#### Work request:
Start at the first line of the listing below. Write out each line exactly, stopping after the one that contains "Q: How did the".

#### Data extracts:
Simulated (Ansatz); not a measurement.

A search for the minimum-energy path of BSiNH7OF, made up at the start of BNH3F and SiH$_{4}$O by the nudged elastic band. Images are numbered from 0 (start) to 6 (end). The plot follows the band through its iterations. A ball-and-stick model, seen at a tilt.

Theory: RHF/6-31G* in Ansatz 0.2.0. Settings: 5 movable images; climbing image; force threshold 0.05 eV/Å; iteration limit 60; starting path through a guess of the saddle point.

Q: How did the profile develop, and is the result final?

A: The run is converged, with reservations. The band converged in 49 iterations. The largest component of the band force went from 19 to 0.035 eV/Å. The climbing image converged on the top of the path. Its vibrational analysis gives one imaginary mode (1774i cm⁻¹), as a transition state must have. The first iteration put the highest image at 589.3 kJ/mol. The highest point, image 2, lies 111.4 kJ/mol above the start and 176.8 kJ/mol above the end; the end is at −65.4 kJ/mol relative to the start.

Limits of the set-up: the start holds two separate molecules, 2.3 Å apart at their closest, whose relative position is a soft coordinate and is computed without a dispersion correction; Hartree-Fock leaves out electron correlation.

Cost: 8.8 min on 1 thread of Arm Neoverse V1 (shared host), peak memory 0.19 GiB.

#### Written reply:
Simulated (Ansatz); not a measurement.

A search for the minimum-energy path of BSiNH7OF, made up at the start of BNH3F and SiH$_{4}$O by the nudged elastic band. Images are numbered from 0 (start) to 6 (end). The plot follows the band through its iterations. A ball-and-stick model, seen at a tilt.

Theory: RHF/6-31G* in Ansatz 0.2.0. Settings: 5 movable images; climbing image; force threshold 0.05 eV/Å; iteration limit 60; starting path through a guess of the saddle point.

Q: How did the profile develop, and is the result final?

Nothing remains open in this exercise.